Activity:
What is needed here is an exact copy of every entry.

****
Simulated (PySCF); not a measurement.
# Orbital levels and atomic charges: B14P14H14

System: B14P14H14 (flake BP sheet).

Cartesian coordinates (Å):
****

Exercise answer:
Simulated (PySCF); not a measurement.
# Orbital levels and atomic charges: B14P14H14

System: B14P14H14 (flake BP sheet).

Cartesian coordinates (Å):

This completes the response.